-------- Excerpted records

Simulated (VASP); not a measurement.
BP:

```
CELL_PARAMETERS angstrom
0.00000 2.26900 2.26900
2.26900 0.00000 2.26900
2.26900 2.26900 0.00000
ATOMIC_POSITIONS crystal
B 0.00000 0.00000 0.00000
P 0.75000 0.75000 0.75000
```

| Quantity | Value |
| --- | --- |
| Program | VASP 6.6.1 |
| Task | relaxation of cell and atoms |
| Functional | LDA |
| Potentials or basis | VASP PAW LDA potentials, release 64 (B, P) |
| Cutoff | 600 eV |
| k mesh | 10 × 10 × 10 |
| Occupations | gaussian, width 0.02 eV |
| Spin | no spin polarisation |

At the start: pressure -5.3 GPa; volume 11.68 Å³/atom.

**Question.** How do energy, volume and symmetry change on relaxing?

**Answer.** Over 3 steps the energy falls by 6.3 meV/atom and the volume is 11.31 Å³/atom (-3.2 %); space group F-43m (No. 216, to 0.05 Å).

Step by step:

----------------

● Assigned task:
Set every line down again exactly. Begin with the first line of the entries and finish with the line containing "to 0.05 Å).".

● Your solution:
Simulated (VASP); not a measurement.
BP:

```
CELL_PARAMETERS angstrom
0.00000 2.26900 2.26900
2.26900 0.00000 2.26900
2.26900 2.26900 0.00000
ATOMIC_POSITIONS crystal
B 0.00000 0.00000 0.00000
P 0.75000 0.75000 0.75000
```

| Quantity | Value |
| --- | --- |
| Program | VASP 6.6.1 |
| Task | relaxation of cell and atoms |
| Functional | LDA |
| Potentials or basis | VASP PAW LDA potentials, release 64 (B, P) |
| Cutoff | 600 eV |
| k mesh | 10 × 10 × 10 |
| Occupations | gaussian, width 0.02 eV |
| Spin | no spin polarisation |

At the start: pressure -5.3 GPa; volume 11.68 Å³/atom.

**Question.** How do energy, volume and symmetry change on relaxing?

**Answer.** Over 3 steps the energy falls by 6.3 meV/atom and the volume is 11.31 Å³/atom (-3.2 %); space group F-43m (No. 216, to 0.05 Å).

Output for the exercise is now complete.